• [EXERCISE] Every entry below should be written out again exactly.

• [PROVIDED MATERIAL]
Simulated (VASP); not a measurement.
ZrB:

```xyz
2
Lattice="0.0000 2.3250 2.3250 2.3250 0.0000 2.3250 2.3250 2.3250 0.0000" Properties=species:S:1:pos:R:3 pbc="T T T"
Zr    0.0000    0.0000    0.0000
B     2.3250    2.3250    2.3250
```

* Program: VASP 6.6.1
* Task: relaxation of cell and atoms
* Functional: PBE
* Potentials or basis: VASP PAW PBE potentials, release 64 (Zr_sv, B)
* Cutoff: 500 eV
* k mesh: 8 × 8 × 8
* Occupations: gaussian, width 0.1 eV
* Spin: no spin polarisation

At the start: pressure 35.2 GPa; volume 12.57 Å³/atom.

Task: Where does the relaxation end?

• [TASK RESPONSE]
Simulated (VASP); not a measurement.
ZrB:

```xyz
2
Lattice="0.0000 2.3250 2.3250 2.3250 0.0000 2.3250 2.3250 2.3250 0.0000" Properties=species:S:1:pos:R:3 pbc="T T T"
Zr    0.0000    0.0000    0.0000
B     2.3250    2.3250    2.3250
```

* Program: VASP 6.6.1
* Task: relaxation of cell and atoms
* Functional: PBE
* Potentials or basis: VASP PAW PBE potentials, release 64 (Zr_sv, B)
* Cutoff: 500 eV
* k mesh: 8 × 8 × 8
* Occupations: gaussian, width 0.1 eV
* Spin: no spin polarisation

At the start: pressure 35.2 GPa; volume 12.57 Å³/atom.

Task: Where does the relaxation end?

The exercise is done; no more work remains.